Data excerpts:
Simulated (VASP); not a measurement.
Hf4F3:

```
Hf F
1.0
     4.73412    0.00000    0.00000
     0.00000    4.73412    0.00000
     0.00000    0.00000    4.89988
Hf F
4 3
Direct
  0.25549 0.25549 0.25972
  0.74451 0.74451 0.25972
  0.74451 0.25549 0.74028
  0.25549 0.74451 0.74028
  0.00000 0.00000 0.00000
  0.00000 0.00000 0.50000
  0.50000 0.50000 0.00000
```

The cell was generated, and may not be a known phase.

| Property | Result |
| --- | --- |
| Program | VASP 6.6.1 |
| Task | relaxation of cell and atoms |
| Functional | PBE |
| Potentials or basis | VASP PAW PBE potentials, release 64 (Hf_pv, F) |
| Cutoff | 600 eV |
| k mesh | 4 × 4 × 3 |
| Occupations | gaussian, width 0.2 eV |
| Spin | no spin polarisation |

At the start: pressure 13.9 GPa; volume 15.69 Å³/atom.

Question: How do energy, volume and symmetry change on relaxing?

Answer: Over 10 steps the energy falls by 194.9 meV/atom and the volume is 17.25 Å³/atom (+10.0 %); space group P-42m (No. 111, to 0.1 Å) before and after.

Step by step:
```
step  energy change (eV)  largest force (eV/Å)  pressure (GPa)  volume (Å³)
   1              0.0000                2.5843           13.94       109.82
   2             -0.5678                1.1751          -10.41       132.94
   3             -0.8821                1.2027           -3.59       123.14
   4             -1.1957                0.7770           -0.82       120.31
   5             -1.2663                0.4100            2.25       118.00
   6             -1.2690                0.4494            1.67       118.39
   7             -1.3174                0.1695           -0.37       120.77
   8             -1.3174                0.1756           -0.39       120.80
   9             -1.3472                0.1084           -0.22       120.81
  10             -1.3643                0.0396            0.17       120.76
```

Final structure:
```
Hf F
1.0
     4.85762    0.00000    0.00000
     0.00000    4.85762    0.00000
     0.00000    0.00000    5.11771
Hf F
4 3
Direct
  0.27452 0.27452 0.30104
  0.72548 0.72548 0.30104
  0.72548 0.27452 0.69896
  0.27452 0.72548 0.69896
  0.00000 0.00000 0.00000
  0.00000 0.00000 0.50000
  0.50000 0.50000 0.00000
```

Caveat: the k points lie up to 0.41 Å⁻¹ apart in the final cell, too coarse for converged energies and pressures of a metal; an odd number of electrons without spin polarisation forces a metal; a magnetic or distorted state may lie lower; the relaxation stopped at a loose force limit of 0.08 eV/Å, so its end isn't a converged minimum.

Exercise: Repeat, character for character, the lines of the material above from the line with "spin polarisation |" through the line with "Question: How do".

Response area:
| Spin | no spin polarisation |

At the start: pressure 13.9 GPa; volume 15.69 Å³/atom.

Question: How do energy, volume and symmetry change on relaxing?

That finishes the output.